• **EXCERPTED DATA**:
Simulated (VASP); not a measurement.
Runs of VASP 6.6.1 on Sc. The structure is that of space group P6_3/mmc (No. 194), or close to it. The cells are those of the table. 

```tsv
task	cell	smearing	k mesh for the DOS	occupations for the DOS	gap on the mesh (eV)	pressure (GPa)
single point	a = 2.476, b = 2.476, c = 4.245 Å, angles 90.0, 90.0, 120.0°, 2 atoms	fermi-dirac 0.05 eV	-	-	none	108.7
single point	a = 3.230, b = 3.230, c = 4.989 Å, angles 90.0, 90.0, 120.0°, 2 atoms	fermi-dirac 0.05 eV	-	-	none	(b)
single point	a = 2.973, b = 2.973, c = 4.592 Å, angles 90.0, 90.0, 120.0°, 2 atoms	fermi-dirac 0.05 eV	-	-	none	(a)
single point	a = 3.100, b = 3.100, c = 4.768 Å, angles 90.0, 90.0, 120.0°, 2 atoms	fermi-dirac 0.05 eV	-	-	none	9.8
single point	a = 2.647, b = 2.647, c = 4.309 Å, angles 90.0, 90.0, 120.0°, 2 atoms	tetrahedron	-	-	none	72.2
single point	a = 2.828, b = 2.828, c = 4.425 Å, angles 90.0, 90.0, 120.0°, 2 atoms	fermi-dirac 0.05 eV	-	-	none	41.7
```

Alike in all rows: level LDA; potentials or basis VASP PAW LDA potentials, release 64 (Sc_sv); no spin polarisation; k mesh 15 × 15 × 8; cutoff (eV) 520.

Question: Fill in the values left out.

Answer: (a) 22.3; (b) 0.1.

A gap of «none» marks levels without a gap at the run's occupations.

• **WORK TASK**: Each line from the start of the listing through the line with "Answer: (a) 22.3; (b) 0.1." is to be restated verbatim, both ends included.

• **TASK ANSWER**:
Simulated (VASP); not a measurement.
Runs of VASP 6.6.1 on Sc. The structure is that of space group P6_3/mmc (No. 194), or close to it. The cells are those of the table. 

```tsv
task	cell	smearing	k mesh for the DOS	occupations for the DOS	gap on the mesh (eV)	pressure (GPa)
single point	a = 2.476, b = 2.476, c = 4.245 Å, angles 90.0, 90.0, 120.0°, 2 atoms	fermi-dirac 0.05 eV	-	-	none	108.7
single point	a = 3.230, b = 3.230, c = 4.989 Å, angles 90.0, 90.0, 120.0°, 2 atoms	fermi-dirac 0.05 eV	-	-	none	(b)
single point	a = 2.973, b = 2.973, c = 4.592 Å, angles 90.0, 90.0, 120.0°, 2 atoms	fermi-dirac 0.05 eV	-	-	none	(a)
single point	a = 3.100, b = 3.100, c = 4.768 Å, angles 90.0, 90.0, 120.0°, 2 atoms	fermi-dirac 0.05 eV	-	-	none	9.8
single point	a = 2.647, b = 2.647, c = 4.309 Å, angles 90.0, 90.0, 120.0°, 2 atoms	tetrahedron	-	-	none	72.2
single point	a = 2.828, b = 2.828, c = 4.425 Å, angles 90.0, 90.0, 120.0°, 2 atoms	fermi-dirac 0.05 eV	-	-	none	41.7
```

Alike in all rows: level LDA; potentials or basis VASP PAW LDA potentials, release 64 (Sc_sv); no spin polarisation; k mesh 15 × 15 × 8; cutoff (eV) 520.

Question: Fill in the values left out.

Answer: (a) 22.3; (b) 0.1.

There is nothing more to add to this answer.